From the line that contains "VASP | Ansatz |" through the line that contains "Q: Estimate VASP's values.", output every line of the listing below exactly and leave out all the rest.

***
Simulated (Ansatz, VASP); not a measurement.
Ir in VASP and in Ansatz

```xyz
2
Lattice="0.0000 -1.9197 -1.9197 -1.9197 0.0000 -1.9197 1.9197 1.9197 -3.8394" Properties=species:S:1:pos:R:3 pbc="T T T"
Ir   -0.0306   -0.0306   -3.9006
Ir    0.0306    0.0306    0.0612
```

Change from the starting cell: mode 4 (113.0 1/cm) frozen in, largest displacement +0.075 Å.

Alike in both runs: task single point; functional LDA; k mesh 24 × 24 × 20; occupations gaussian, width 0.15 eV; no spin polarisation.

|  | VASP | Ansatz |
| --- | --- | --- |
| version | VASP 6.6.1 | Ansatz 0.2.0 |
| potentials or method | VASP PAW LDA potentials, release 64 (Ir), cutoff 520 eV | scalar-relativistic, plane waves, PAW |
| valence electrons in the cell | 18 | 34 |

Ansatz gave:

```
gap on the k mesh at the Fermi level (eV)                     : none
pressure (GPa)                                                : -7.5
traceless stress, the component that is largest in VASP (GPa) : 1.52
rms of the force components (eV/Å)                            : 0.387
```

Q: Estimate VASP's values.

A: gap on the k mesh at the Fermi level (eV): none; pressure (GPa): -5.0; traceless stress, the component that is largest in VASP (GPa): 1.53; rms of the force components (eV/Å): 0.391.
***

**Exercise output**
|  | VASP | Ansatz |
| --- | --- | --- |
| version | VASP 6.6.1 | Ansatz 0.2.0 |
| potentials or method | VASP PAW LDA potentials, release 64 (Ir), cutoff 520 eV | scalar-relativistic, plane waves, PAW |
| valence electrons in the cell | 18 | 34 |

Ansatz gave:

```
gap on the k mesh at the Fermi level (eV)                     : none
pressure (GPa)                                                : -7.5
traceless stress, the component that is largest in VASP (GPa) : 1.52
rms of the force components (eV/Å)                            : 0.387
```

Q: Estimate VASP's values.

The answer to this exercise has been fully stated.